__Data supplied__
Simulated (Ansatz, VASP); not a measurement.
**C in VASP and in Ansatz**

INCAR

__Assignment__
A faithful, word-for-word copy of the data is the expected answer.

__Expected answer__
Simulated (Ansatz, VASP); not a measurement.
**C in VASP and in Ansatz**

INCAR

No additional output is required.